*** Provided records ***

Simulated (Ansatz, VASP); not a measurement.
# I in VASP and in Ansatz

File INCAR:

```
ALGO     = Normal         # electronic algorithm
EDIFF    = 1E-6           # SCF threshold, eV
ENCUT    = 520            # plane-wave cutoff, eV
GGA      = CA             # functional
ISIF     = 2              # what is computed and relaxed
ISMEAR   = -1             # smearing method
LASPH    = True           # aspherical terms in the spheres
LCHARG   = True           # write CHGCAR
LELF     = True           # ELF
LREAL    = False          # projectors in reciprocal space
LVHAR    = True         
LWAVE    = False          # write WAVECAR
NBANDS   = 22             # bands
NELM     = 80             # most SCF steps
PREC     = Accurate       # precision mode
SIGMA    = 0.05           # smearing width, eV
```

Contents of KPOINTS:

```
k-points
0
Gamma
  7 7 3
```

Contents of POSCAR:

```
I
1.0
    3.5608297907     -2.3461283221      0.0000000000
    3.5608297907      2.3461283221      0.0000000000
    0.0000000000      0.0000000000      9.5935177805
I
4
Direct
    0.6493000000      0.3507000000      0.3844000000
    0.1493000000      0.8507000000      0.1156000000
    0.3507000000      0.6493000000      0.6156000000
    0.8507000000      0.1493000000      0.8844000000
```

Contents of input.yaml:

*** End of Provided records ***

Requirement =
Repeat the material above in full. Match it exactly.

Exercise answer =
Simulated (Ansatz, VASP); not a measurement.
# I in VASP and in Ansatz

File INCAR:

```
ALGO     = Normal         # electronic algorithm
EDIFF    = 1E-6           # SCF threshold, eV
ENCUT    = 520            # plane-wave cutoff, eV
GGA      = CA             # functional
ISIF     = 2              # what is computed and relaxed
ISMEAR   = -1             # smearing method
LASPH    = True           # aspherical terms in the spheres
LCHARG   = True           # write CHGCAR
LELF     = True           # ELF
LREAL    = False          # projectors in reciprocal space
LVHAR    = True         
LWAVE    = False          # write WAVECAR
NBANDS   = 22             # bands
NELM     = 80             # most SCF steps
PREC     = Accurate       # precision mode
SIGMA    = 0.05           # smearing width, eV
```

Contents of KPOINTS:

```
k-points
0
Gamma
  7 7 3
```

Contents of POSCAR:

```
I
1.0
    3.5608297907     -2.3461283221      0.0000000000
    3.5608297907      2.3461283221      0.0000000000
    0.0000000000      0.0000000000      9.5935177805
I
4
Direct
    0.6493000000      0.3507000000      0.3844000000
    0.1493000000      0.8507000000      0.1156000000
    0.3507000000      0.6493000000      0.6156000000
    0.8507000000      0.1493000000      0.8844000000
```

Contents of input.yaml:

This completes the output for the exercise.